• _Extracted records_
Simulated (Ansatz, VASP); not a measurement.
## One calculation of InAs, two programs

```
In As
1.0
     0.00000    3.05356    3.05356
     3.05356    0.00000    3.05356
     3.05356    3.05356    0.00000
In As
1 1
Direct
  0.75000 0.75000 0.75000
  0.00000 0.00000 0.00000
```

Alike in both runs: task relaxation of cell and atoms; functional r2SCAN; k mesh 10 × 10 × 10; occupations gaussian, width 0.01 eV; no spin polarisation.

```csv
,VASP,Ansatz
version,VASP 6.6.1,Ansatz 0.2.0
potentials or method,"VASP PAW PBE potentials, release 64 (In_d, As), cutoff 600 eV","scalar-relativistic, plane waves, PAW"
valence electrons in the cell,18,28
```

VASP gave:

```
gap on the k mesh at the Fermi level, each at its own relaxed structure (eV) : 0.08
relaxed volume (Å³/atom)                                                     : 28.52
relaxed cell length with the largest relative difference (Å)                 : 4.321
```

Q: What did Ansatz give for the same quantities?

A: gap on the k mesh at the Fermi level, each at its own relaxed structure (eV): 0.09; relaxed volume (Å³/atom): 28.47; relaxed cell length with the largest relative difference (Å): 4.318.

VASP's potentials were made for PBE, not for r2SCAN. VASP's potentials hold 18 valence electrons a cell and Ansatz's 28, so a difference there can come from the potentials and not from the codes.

• _Task item_
Your answer must be an exact copy of every record.

• _Task output_
Simulated (Ansatz, VASP); not a measurement.
## One calculation of InAs, two programs

```
In As
1.0
     0.00000    3.05356    3.05356
     3.05356    0.00000    3.05356
     3.05356    3.05356    0.00000
In As
1 1
Direct
  0.75000 0.75000 0.75000
  0.00000 0.00000 0.00000
```

Alike in both runs: task relaxation of cell and atoms; functional r2SCAN; k mesh 10 × 10 × 10; occupations gaussian, width 0.01 eV; no spin polarisation.

```csv
,VASP,Ansatz
version,VASP 6.6.1,Ansatz 0.2.0
potentials or method,"VASP PAW PBE potentials, release 64 (In_d, As), cutoff 600 eV","scalar-relativistic, plane waves, PAW"
valence electrons in the cell,18,28
```

VASP gave:

```
gap on the k mesh at the Fermi level, each at its own relaxed structure (eV) : 0.08
relaxed volume (Å³/atom)                                                     : 28.52
relaxed cell length with the largest relative difference (Å)                 : 4.321
```

Q: What did Ansatz give for the same quantities?

A: gap on the k mesh at the Fermi level, each at its own relaxed structure (eV): 0.09; relaxed volume (Å³/atom): 28.47; relaxed cell length with the largest relative difference (Å): 4.318.

VASP's potentials were made for PBE, not for r2SCAN. VASP's potentials hold 18 valence electrons a cell and Ansatz's 28, so a difference there can come from the potentials and not from the codes.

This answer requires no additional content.